GIVEN ENTRIES:
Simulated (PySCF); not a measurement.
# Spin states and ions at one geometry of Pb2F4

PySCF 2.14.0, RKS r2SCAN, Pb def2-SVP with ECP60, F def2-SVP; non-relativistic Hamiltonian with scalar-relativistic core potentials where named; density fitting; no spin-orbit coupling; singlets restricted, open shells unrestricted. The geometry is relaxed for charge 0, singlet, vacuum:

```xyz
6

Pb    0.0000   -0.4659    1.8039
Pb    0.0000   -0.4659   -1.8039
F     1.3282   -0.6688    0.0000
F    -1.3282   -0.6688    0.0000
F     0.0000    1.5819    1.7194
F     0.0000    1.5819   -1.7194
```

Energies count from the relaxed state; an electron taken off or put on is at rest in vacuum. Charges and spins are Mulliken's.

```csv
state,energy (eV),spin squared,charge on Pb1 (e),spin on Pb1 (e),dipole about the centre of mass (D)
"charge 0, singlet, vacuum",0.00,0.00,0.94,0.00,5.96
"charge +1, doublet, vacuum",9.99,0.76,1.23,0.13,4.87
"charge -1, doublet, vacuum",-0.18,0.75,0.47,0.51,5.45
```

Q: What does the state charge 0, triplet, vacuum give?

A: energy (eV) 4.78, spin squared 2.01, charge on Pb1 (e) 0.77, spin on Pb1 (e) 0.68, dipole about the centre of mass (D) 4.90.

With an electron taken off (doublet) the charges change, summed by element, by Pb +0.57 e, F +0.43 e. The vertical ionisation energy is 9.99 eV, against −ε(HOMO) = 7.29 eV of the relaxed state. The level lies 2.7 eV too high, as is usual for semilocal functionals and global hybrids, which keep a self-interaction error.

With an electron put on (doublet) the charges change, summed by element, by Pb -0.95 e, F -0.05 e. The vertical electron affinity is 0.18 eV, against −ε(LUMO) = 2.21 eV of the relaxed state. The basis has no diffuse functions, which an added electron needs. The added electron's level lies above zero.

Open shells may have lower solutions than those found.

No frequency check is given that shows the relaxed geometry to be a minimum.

ASSIGNMENT: Copy the records above exactly, beginning at the line that contains "A: energy (eV)" and stopping after the line that contains "Open shells may".

EXERCISE RESPONSE:
A: energy (eV) 4.78, spin squared 2.01, charge on Pb1 (e) 0.77, spin on Pb1 (e) 0.68, dipole about the centre of mass (D) 4.90.

With an electron taken off (doublet) the charges change, summed by element, by Pb +0.57 e, F +0.43 e. The vertical ionisation energy is 9.99 eV, against −ε(HOMO) = 7.29 eV of the relaxed state. The level lies 2.7 eV too high, as is usual for semilocal functionals and global hybrids, which keep a self-interaction error.

With an electron put on (doublet) the charges change, summed by element, by Pb -0.95 e, F -0.05 e. The vertical electron affinity is 0.18 eV, against −ε(LUMO) = 2.21 eV of the relaxed state. The basis has no diffuse functions, which an added electron needs. The added electron's level lies above zero.

Open shells may have lower solutions than those found.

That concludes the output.